+++

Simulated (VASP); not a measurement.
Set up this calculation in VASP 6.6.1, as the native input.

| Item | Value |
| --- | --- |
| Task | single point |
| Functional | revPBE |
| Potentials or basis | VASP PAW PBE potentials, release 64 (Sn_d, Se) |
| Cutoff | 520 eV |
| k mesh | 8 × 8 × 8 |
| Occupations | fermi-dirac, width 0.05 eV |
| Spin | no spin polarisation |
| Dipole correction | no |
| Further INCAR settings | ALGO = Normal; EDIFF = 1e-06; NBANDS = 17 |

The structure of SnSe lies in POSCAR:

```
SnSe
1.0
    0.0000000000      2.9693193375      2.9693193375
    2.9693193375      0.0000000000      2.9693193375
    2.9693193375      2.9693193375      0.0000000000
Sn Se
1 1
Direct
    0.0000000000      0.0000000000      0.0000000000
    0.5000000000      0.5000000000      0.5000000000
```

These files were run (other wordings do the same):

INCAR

+++

Your answer must consist only of the lines from the start of the records above through the line with "These files were", each retyped exactly.

Written answer
Simulated (VASP); not a measurement.
Set up this calculation in VASP 6.6.1, as the native input.

| Item | Value |
| --- | --- |
| Task | single point |
| Functional | revPBE |
| Potentials or basis | VASP PAW PBE potentials, release 64 (Sn_d, Se) |
| Cutoff | 520 eV |
| k mesh | 8 × 8 × 8 |
| Occupations | fermi-dirac, width 0.05 eV |
| Spin | no spin polarisation |
| Dipole correction | no |
| Further INCAR settings | ALGO = Normal; EDIFF = 1e-06; NBANDS = 17 |

The structure of SnSe lies in POSCAR:

```
SnSe
1.0
    0.0000000000      2.9693193375      2.9693193375
    2.9693193375      0.0000000000      2.9693193375
    2.9693193375      2.9693193375      0.0000000000
Sn Se
1 1
Direct
    0.0000000000      0.0000000000      0.0000000000
    0.5000000000      0.5000000000      0.5000000000
```

These files were run (other wordings do the same):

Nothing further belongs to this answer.